* [THE DATA]:

+--

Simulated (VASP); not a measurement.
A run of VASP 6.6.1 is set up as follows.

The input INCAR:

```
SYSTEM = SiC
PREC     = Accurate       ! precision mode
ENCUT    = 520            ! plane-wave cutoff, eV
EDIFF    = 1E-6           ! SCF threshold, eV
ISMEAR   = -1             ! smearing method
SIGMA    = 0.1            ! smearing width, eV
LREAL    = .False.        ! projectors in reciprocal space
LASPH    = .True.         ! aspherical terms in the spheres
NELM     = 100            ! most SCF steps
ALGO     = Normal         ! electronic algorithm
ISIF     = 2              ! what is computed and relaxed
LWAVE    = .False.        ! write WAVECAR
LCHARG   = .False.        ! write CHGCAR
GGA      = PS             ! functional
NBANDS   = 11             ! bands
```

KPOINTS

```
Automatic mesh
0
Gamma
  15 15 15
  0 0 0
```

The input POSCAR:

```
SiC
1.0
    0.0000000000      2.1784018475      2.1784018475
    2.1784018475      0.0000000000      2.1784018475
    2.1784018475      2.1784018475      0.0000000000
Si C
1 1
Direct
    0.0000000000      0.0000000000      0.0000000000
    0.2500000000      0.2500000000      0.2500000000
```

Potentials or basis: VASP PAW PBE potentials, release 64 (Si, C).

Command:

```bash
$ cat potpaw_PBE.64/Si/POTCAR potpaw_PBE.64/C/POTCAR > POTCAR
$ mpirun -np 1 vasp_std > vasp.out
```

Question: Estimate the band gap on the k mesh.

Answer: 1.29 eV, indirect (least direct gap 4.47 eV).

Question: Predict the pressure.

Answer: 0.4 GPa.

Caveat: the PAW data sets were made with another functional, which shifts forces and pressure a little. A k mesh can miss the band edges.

+--

* [WORK TASK]:
Only the lines above, from the first through the one holding "Question: Estimate the", are to be output, and they must be copied exactly.

* [WRITTEN SOLUTION]:
Simulated (VASP); not a measurement.
A run of VASP 6.6.1 is set up as follows.

The input INCAR:

```
SYSTEM = SiC
PREC     = Accurate       ! precision mode
ENCUT    = 520            ! plane-wave cutoff, eV
EDIFF    = 1E-6           ! SCF threshold, eV
ISMEAR   = -1             ! smearing method
SIGMA    = 0.1            ! smearing width, eV
LREAL    = .False.        ! projectors in reciprocal space
LASPH    = .True.         ! aspherical terms in the spheres
NELM     = 100            ! most SCF steps
ALGO     = Normal         ! electronic algorithm
ISIF     = 2              ! what is computed and relaxed
LWAVE    = .False.        ! write WAVECAR
LCHARG   = .False.        ! write CHGCAR
GGA      = PS             ! functional
NBANDS   = 11             ! bands
```

KPOINTS

```
Automatic mesh
0
Gamma
  15 15 15
  0 0 0
```

The input POSCAR:

```
SiC
1.0
    0.0000000000      2.1784018475      2.1784018475
    2.1784018475      0.0000000000      2.1784018475
    2.1784018475      2.1784018475      0.0000000000
Si C
1 1
Direct
    0.0000000000      0.0000000000      0.0000000000
    0.2500000000      0.2500000000      0.2500000000
```

Potentials or basis: VASP PAW PBE potentials, release 64 (Si, C).

Command:

```bash
$ cat potpaw_PBE.64/Si/POTCAR potpaw_PBE.64/C/POTCAR > POTCAR
$ mpirun -np 1 vasp_std > vasp.out
```

Question: Estimate the band gap on the k mesh.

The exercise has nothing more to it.